WORK INSTRUCTION:
Only the lines below, from the one with "Perturbation: the cell" through the one with "Question: What happens", are to be written out, exactly.

++++ DATASET EXCERPTS ++++
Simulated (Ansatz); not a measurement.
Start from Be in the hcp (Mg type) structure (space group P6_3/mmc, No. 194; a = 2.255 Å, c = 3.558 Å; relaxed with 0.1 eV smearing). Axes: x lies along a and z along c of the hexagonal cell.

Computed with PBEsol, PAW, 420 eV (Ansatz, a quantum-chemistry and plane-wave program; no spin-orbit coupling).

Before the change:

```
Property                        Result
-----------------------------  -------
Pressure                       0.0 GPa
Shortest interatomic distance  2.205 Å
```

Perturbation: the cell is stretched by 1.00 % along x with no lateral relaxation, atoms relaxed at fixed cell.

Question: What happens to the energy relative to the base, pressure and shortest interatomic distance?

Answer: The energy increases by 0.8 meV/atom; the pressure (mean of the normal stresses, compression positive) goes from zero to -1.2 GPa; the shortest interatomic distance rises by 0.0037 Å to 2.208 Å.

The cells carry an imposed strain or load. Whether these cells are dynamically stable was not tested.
++++

RESPONSE BOX:
Perturbation: the cell is stretched by 1.00 % along x with no lateral relaxation, atoms relaxed at fixed cell.

Question: What happens to the energy relative to the base, pressure and shortest interatomic distance?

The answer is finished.